## Required action:
Line by line, copy the material below exactly.

## Given information:
*****

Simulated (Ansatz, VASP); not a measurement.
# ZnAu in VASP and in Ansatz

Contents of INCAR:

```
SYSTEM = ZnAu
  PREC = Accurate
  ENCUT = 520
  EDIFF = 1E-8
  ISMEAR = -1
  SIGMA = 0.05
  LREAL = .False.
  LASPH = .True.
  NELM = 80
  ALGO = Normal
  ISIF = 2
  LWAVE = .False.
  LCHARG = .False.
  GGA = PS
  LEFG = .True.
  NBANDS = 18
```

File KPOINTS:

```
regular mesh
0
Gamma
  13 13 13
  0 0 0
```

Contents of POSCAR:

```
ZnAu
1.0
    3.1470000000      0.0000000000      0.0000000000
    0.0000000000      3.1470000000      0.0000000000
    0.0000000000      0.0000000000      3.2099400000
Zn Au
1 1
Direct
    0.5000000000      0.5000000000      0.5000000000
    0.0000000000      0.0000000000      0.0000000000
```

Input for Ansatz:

*****

## Answer section:
Simulated (Ansatz, VASP); not a measurement.
# ZnAu in VASP and in Ansatz

Contents of INCAR:

```
SYSTEM = ZnAu
  PREC = Accurate
  ENCUT = 520
  EDIFF = 1E-8
  ISMEAR = -1
  SIGMA = 0.05
  LREAL = .False.
  LASPH = .True.
  NELM = 80
  ALGO = Normal
  ISIF = 2
  LWAVE = .False.
  LCHARG = .False.
  GGA = PS
  LEFG = .True.
  NBANDS = 18
```

File KPOINTS:

```
regular mesh
0
Gamma
  13 13 13
  0 0 0
```

Contents of POSCAR:

```
ZnAu
1.0
    3.1470000000      0.0000000000      0.0000000000
    0.0000000000      3.1470000000      0.0000000000
    0.0000000000      0.0000000000      3.2099400000
Zn Au
1 1
Direct
    0.5000000000      0.5000000000      0.5000000000
    0.0000000000      0.0000000000      0.0000000000
```

Input for Ansatz:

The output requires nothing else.